■ Activity ■
Set down the full listing that follows, word for word.

--------------------------------------------------
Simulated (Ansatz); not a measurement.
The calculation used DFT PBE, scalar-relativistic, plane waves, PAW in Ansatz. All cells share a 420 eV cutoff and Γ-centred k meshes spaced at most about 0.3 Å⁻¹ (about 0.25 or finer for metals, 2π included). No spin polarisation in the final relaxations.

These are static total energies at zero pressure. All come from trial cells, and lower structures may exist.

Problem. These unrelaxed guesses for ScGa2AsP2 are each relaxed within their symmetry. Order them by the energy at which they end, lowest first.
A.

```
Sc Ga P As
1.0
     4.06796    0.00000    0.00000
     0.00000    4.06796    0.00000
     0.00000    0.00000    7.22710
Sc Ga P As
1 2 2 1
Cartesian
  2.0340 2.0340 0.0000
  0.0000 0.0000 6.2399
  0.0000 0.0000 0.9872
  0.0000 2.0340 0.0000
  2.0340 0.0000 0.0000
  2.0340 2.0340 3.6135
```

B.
--------------------------------------------------

■ Task output ■
Simulated (Ansatz); not a measurement.
The calculation used DFT PBE, scalar-relativistic, plane waves, PAW in Ansatz. All cells share a 420 eV cutoff and Γ-centred k meshes spaced at most about 0.3 Å⁻¹ (about 0.25 or finer for metals, 2π included). No spin polarisation in the final relaxations.

These are static total energies at zero pressure. All come from trial cells, and lower structures may exist.

Problem. These unrelaxed guesses for ScGa2AsP2 are each relaxed within their symmetry. Order them by the energy at which they end, lowest first.
A.

```
Sc Ga P As
1.0
     4.06796    0.00000    0.00000
     0.00000    4.06796    0.00000
     0.00000    0.00000    7.22710
Sc Ga P As
1 2 2 1
Cartesian
  2.0340 2.0340 0.0000
  0.0000 0.0000 6.2399
  0.0000 0.0000 0.9872
  0.0000 2.0340 0.0000
  2.0340 0.0000 0.0000
  2.0340 2.0340 3.6135
```

B.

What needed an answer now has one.